··· DATA EXTRACT ···

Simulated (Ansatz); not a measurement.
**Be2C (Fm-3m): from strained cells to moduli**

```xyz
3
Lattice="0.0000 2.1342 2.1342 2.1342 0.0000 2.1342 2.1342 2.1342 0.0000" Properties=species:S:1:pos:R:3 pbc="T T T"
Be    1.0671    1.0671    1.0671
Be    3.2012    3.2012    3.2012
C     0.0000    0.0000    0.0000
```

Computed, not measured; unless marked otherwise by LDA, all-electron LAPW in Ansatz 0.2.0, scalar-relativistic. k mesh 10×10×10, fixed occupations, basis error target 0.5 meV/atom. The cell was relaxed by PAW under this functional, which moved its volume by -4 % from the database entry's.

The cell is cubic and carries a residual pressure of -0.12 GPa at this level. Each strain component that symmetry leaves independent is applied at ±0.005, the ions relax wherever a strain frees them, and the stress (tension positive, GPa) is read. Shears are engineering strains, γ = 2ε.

···

Reproduce, line for line, the material, starting at its first line, and end once the line holding "Computed, not measured;" has been output.

◆ WORKED SOLUTION
Simulated (Ansatz); not a measurement.
**Be2C (Fm-3m): from strained cells to moduli**

```xyz
3
Lattice="0.0000 2.1342 2.1342 2.1342 0.0000 2.1342 2.1342 2.1342 0.0000" Properties=species:S:1:pos:R:3 pbc="T T T"
Be    1.0671    1.0671    1.0671
Be    3.2012    3.2012    3.2012
C     0.0000    0.0000    0.0000
```

Computed, not measured; unless marked otherwise by LDA, all-electron LAPW in Ansatz 0.2.0, scalar-relativistic. k mesh 10×10×10, fixed occupations, basis error target 0.5 meV/atom. The cell was relaxed by PAW under this functional, which moved its volume by -4 % from the database entry's.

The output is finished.